■ **Work task**
Give back all the entries below. Omit none of them.

BEGIN
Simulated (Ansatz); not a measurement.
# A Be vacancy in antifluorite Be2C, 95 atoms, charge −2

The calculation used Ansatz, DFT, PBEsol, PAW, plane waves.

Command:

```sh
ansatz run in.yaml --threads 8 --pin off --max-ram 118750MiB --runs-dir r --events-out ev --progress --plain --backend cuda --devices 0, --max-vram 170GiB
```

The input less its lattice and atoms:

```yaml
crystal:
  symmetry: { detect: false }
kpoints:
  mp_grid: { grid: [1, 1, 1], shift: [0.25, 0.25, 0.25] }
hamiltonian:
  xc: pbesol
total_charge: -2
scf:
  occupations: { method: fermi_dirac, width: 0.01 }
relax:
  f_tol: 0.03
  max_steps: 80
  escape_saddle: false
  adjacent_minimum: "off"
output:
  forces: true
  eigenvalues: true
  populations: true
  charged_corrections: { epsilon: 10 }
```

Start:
END

■ **Written solution**
Simulated (Ansatz); not a measurement.
# A Be vacancy in antifluorite Be2C, 95 atoms, charge −2

The calculation used Ansatz, DFT, PBEsol, PAW, plane waves.

Command:

```sh
ansatz run in.yaml --threads 8 --pin off --max-ram 118750MiB --runs-dir r --events-out ev --progress --plain --backend cuda --devices 0, --max-vram 170GiB
```

The input less its lattice and atoms:

```yaml
crystal:
  symmetry: { detect: false }
kpoints:
  mp_grid: { grid: [1, 1, 1], shift: [0.25, 0.25, 0.25] }
hamiltonian:
  xc: pbesol
total_charge: -2
scf:
  occupations: { method: fermi_dirac, width: 0.01 }
relax:
  f_tol: 0.03
  max_steps: 80
  escape_saddle: false
  adjacent_minimum: "off"
output:
  forces: true
  eigenvalues: true
  populations: true
  charged_corrections: { epsilon: 10 }
```

Start:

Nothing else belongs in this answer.